▸ **TASK ITEM**: Reproduce each entry below verbatim.

▸ **INFORMATION SUPPLIED**:
⟨

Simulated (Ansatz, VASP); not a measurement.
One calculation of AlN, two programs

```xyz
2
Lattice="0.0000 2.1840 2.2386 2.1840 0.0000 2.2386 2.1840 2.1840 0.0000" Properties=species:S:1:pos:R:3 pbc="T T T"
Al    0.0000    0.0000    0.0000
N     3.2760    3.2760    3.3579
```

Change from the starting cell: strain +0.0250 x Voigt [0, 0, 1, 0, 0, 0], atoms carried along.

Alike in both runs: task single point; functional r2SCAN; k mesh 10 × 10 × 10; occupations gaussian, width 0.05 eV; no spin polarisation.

⟩

▸ **ANSWER SECTION**:
Simulated (Ansatz, VASP); not a measurement.
One calculation of AlN, two programs

```xyz
2
Lattice="0.0000 2.1840 2.2386 2.1840 0.0000 2.2386 2.1840 2.1840 0.0000" Properties=species:S:1:pos:R:3 pbc="T T T"
Al    0.0000    0.0000    0.0000
N     3.2760    3.2760    3.3579
```

Change from the starting cell: strain +0.0250 x Voigt [0, 0, 1, 0, 0, 0], atoms carried along.

Alike in both runs: task single point; functional r2SCAN; k mesh 10 × 10 × 10; occupations gaussian, width 0.05 eV; no spin polarisation.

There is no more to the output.